◇ ◇ ◇ ◇

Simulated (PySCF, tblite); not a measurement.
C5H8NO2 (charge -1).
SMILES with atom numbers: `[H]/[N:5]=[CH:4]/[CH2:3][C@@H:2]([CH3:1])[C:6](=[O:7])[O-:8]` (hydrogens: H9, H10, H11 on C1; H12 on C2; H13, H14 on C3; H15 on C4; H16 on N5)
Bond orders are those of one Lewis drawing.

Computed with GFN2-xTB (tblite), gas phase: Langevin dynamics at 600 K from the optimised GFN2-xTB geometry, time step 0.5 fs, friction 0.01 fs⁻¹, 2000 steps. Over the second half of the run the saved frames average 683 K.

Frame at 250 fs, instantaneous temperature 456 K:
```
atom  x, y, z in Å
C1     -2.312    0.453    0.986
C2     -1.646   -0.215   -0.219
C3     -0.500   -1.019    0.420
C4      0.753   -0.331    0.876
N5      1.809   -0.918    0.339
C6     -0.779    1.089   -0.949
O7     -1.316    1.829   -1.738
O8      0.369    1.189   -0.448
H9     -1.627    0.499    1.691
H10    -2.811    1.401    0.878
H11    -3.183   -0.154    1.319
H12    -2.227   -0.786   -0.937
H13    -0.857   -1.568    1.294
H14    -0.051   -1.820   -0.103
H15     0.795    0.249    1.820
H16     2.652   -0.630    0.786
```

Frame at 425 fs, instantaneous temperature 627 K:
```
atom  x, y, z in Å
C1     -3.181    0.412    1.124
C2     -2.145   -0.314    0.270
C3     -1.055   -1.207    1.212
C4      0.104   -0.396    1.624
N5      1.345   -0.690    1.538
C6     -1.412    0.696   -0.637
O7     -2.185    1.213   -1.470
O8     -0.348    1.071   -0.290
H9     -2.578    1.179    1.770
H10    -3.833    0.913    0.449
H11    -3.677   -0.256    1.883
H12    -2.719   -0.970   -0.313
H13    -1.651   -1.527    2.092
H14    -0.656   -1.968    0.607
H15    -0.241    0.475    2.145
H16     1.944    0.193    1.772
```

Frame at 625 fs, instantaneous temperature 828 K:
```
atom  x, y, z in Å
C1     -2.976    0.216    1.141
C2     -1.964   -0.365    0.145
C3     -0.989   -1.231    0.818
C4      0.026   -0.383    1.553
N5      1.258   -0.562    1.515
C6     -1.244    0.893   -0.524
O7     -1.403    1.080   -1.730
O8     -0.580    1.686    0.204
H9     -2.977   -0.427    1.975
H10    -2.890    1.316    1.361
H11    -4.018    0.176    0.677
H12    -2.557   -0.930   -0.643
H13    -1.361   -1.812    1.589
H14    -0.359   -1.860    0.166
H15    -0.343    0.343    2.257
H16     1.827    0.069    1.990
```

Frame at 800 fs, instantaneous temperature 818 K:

◇ ◇ ◇ ◇

Work task: Begin at the first line of the material above. Transcribe each line exactly, ending with the line that contains "Computed with GFN2-xTB".

Answer area:
Simulated (PySCF, tblite); not a measurement.
C5H8NO2 (charge -1).
SMILES with atom numbers: `[H]/[N:5]=[CH:4]/[CH2:3][C@@H:2]([CH3:1])[C:6](=[O:7])[O-:8]` (hydrogens: H9, H10, H11 on C1; H12 on C2; H13, H14 on C3; H15 on C4; H16 on N5)
Bond orders are those of one Lewis drawing.

Computed with GFN2-xTB (tblite), gas phase: Langevin dynamics at 600 K from the optimised GFN2-xTB geometry, time step 0.5 fs, friction 0.01 fs⁻¹, 2000 steps. Over the second half of the run the saved frames average 683 K.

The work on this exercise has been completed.